→ **Work instruction**
With the material below, print exactly the lines between the line holding "Quantity | Value |" and the line holding "A: Band gap", inclusive. Add nothing else.

→ **Study material**
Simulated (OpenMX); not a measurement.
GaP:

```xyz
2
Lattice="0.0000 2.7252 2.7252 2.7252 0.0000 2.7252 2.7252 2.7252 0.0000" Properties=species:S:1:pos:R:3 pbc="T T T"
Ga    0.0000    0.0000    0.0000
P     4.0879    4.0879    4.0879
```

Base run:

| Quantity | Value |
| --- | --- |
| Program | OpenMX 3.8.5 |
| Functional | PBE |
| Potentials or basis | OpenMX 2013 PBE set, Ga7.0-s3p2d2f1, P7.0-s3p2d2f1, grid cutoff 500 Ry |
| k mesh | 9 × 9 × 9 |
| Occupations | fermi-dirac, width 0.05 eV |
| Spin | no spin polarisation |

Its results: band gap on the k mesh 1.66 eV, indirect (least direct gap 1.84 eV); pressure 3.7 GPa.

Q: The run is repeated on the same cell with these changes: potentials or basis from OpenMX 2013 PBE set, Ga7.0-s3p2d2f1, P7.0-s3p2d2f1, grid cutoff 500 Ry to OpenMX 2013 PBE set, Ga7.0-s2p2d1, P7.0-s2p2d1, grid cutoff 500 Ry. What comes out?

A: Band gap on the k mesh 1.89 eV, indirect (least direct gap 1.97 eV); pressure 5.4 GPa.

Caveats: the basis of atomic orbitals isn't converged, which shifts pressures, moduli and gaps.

→ **Reply**
| Quantity | Value |
| --- | --- |
| Program | OpenMX 3.8.5 |
| Functional | PBE |
| Potentials or basis | OpenMX 2013 PBE set, Ga7.0-s3p2d2f1, P7.0-s3p2d2f1, grid cutoff 500 Ry |
| k mesh | 9 × 9 × 9 |
| Occupations | fermi-dirac, width 0.05 eV |
| Spin | no spin polarisation |

Its results: band gap on the k mesh 1.66 eV, indirect (least direct gap 1.84 eV); pressure 3.7 GPa.

Q: The run is repeated on the same cell with these changes: potentials or basis from OpenMX 2013 PBE set, Ga7.0-s3p2d2f1, P7.0-s3p2d2f1, grid cutoff 500 Ry to OpenMX 2013 PBE set, Ga7.0-s2p2d1, P7.0-s2p2d1, grid cutoff 500 Ry. What comes out?

A: Band gap on the k mesh 1.89 eV, indirect (least direct gap 1.97 eV); pressure 5.4 GPa.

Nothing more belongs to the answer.